┌────────

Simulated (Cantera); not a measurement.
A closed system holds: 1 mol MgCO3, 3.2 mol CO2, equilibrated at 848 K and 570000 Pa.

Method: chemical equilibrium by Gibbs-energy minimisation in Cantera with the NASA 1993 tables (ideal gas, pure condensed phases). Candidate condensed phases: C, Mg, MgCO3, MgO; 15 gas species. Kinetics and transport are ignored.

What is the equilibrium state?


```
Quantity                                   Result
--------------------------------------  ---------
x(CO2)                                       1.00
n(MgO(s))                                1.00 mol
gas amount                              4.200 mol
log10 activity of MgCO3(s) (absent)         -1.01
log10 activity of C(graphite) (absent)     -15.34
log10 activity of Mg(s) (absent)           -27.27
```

└────────

WORK ORDER => Quote all of the entries exactly as they appear.

TASK ANSWER =>
Simulated (Cantera); not a measurement.
A closed system holds: 1 mol MgCO3, 3.2 mol CO2, equilibrated at 848 K and 570000 Pa.

Method: chemical equilibrium by Gibbs-energy minimisation in Cantera with the NASA 1993 tables (ideal gas, pure condensed phases). Candidate condensed phases: C, Mg, MgCO3, MgO; 15 gas species. Kinetics and transport are ignored.

What is the equilibrium state?


```
Quantity                                   Result
--------------------------------------  ---------
x(CO2)                                       1.00
n(MgO(s))                                1.00 mol
gas amount                              4.200 mol
log10 activity of MgCO3(s) (absent)         -1.01
log10 activity of C(graphite) (absent)     -15.34
log10 activity of Mg(s) (absent)           -27.27
```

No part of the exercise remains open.